# Work instruction:
Start with the first line of the records below. Output each line exactly, ending with the one that contains "trace | eigenvalues |".

=-=-=-=-=
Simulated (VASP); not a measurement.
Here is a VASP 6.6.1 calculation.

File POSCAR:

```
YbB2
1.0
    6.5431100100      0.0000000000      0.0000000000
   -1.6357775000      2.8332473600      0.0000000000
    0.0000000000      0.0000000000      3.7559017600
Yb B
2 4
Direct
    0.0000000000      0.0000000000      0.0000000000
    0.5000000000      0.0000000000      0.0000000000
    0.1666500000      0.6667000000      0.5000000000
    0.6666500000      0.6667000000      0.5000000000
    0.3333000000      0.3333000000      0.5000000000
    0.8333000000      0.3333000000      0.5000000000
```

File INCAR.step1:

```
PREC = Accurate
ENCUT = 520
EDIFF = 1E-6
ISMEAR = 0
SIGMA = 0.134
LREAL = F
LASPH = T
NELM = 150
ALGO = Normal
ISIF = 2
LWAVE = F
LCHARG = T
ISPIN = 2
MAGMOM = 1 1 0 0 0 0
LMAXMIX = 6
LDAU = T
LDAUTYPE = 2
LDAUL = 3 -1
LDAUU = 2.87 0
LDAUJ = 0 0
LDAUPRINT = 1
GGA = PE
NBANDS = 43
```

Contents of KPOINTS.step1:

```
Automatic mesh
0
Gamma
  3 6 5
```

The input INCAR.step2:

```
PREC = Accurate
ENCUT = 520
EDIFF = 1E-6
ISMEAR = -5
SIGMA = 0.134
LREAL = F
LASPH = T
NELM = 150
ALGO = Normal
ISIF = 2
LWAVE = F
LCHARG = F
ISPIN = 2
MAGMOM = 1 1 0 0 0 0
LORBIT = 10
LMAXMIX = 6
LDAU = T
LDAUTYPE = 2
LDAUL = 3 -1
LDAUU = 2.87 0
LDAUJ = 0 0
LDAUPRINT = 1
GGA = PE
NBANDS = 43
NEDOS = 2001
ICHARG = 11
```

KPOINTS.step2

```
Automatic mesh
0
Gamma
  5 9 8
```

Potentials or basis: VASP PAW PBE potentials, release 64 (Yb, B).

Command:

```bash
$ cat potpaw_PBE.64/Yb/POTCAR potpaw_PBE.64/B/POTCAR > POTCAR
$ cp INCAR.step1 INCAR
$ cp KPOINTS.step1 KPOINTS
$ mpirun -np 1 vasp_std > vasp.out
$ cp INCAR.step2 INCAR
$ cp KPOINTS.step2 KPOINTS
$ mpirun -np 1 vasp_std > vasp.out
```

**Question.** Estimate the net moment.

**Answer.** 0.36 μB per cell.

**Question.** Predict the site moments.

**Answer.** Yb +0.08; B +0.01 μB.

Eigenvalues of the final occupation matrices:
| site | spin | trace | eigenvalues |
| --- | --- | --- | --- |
=-=-=-=-=

# Task solution:
Simulated (VASP); not a measurement.
Here is a VASP 6.6.1 calculation.

File POSCAR:

```
YbB2
1.0
    6.5431100100      0.0000000000      0.0000000000
   -1.6357775000      2.8332473600      0.0000000000
    0.0000000000      0.0000000000      3.7559017600
Yb B
2 4
Direct
    0.0000000000      0.0000000000      0.0000000000
    0.5000000000      0.0000000000      0.0000000000
    0.1666500000      0.6667000000      0.5000000000
    0.6666500000      0.6667000000      0.5000000000
    0.3333000000      0.3333000000      0.5000000000
    0.8333000000      0.3333000000      0.5000000000
```

File INCAR.step1:

```
PREC = Accurate
ENCUT = 520
EDIFF = 1E-6
ISMEAR = 0
SIGMA = 0.134
LREAL = F
LASPH = T
NELM = 150
ALGO = Normal
ISIF = 2
LWAVE = F
LCHARG = T
ISPIN = 2
MAGMOM = 1 1 0 0 0 0
LMAXMIX = 6
LDAU = T
LDAUTYPE = 2
LDAUL = 3 -1
LDAUU = 2.87 0
LDAUJ = 0 0
LDAUPRINT = 1
GGA = PE
NBANDS = 43
```

Contents of KPOINTS.step1:

```
Automatic mesh
0
Gamma
  3 6 5
```

The input INCAR.step2:

```
PREC = Accurate
ENCUT = 520
EDIFF = 1E-6
ISMEAR = -5
SIGMA = 0.134
LREAL = F
LASPH = T
NELM = 150
ALGO = Normal
ISIF = 2
LWAVE = F
LCHARG = F
ISPIN = 2
MAGMOM = 1 1 0 0 0 0
LORBIT = 10
LMAXMIX = 6
LDAU = T
LDAUTYPE = 2
LDAUL = 3 -1
LDAUU = 2.87 0
LDAUJ = 0 0
LDAUPRINT = 1
GGA = PE
NBANDS = 43
NEDOS = 2001
ICHARG = 11
```

KPOINTS.step2

```
Automatic mesh
0
Gamma
  5 9 8
```

Potentials or basis: VASP PAW PBE potentials, release 64 (Yb, B).

Command:

```bash
$ cat potpaw_PBE.64/Yb/POTCAR potpaw_PBE.64/B/POTCAR > POTCAR
$ cp INCAR.step1 INCAR
$ cp KPOINTS.step1 KPOINTS
$ mpirun -np 1 vasp_std > vasp.out
$ cp INCAR.step2 INCAR
$ cp KPOINTS.step2 KPOINTS
$ mpirun -np 1 vasp_std > vasp.out
```

**Question.** Estimate the net moment.

**Answer.** 0.36 μB per cell.

**Question.** Predict the site moments.

**Answer.** Yb +0.08; B +0.01 μB.

Eigenvalues of the final occupation matrices:
| site | spin | trace | eigenvalues |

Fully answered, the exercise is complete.